### Work item
From the data below, copy exactly the lines that lie between the one holding "## Run report: Ta19N18, single-point" and the one holding "Method: DFT PBEsol, scalar-relativistic, plane", including both, and nothing more.

### Given data
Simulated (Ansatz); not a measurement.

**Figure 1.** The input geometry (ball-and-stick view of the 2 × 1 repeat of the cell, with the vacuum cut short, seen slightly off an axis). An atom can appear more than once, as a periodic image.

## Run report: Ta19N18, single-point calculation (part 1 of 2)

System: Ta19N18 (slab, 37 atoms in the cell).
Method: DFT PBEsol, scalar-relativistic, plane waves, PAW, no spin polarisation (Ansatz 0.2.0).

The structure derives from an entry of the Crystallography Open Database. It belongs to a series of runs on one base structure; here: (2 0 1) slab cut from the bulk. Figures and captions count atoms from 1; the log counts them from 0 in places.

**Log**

### Response box
## Run report: Ta19N18, single-point calculation (part 1 of 2)

System: Ta19N18 (slab, 37 atoms in the cell).
Method: DFT PBEsol, scalar-relativistic, plane waves, PAW, no spin polarisation (Ansatz 0.2.0).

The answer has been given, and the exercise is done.